__Brief__
In the entries below, find the line with "PbO (4 atoms" and the line with "Figure 1. The". Return those two lines and all lines between them, exactly.

__Given entries__
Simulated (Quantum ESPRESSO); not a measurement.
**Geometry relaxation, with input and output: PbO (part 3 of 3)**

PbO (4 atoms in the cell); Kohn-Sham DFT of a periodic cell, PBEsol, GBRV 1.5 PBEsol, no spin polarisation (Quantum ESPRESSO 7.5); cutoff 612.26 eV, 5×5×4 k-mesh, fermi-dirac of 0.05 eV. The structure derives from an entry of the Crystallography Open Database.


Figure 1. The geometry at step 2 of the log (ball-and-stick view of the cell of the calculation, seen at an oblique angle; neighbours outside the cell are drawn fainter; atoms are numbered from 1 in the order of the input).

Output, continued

__Your solution__
PbO (4 atoms in the cell); Kohn-Sham DFT of a periodic cell, PBEsol, GBRV 1.5 PBEsol, no spin polarisation (Quantum ESPRESSO 7.5); cutoff 612.26 eV, 5×5×4 k-mesh, fermi-dirac of 0.05 eV. The structure derives from an entry of the Crystallography Open Database.


Figure 1. The geometry at step 2 of the log (ball-and-stick view of the cell of the calculation, seen at an oblique angle; neighbours outside the cell are drawn fainter; atoms are numbered from 1 in the order of the input).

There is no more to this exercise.